## DATA FOR REVIEW
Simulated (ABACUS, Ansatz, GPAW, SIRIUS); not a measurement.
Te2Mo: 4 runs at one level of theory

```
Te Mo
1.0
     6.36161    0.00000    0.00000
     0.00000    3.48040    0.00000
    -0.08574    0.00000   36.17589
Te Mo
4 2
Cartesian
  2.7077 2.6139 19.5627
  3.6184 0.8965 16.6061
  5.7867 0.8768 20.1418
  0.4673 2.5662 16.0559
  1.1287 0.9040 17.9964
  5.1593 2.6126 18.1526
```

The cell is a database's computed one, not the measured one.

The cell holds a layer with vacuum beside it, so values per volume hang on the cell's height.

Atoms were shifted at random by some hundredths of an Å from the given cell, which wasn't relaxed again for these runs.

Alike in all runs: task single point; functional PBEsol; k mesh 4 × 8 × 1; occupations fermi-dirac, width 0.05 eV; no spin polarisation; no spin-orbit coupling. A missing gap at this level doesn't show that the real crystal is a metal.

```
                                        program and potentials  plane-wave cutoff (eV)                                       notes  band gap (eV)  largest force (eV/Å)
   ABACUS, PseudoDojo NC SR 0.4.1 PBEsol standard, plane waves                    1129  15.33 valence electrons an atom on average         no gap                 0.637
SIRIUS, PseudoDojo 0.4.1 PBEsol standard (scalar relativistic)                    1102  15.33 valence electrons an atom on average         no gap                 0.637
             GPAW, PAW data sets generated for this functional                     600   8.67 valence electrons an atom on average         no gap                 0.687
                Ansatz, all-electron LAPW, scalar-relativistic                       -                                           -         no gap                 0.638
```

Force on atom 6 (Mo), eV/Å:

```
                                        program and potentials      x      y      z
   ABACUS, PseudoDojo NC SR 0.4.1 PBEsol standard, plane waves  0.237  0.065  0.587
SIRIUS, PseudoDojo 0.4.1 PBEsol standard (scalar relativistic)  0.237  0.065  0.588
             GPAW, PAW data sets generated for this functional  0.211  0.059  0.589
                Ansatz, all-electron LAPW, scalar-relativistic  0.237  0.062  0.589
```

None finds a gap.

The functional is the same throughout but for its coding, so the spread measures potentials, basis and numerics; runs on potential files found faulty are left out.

## BRIEF
Set down each line of the material verbatim, from the first line through the line that contains "Atoms were shifted".

## WORKED SOLUTION
Simulated (ABACUS, Ansatz, GPAW, SIRIUS); not a measurement.
Te2Mo: 4 runs at one level of theory

```
Te Mo
1.0
     6.36161    0.00000    0.00000
     0.00000    3.48040    0.00000
    -0.08574    0.00000   36.17589
Te Mo
4 2
Cartesian
  2.7077 2.6139 19.5627
  3.6184 0.8965 16.6061
  5.7867 0.8768 20.1418
  0.4673 2.5662 16.0559
  1.1287 0.9040 17.9964
  5.1593 2.6126 18.1526
```

The cell is a database's computed one, not the measured one.

The cell holds a layer with vacuum beside it, so values per volume hang on the cell's height.

Atoms were shifted at random by some hundredths of an Å from the given cell, which wasn't relaxed again for these runs.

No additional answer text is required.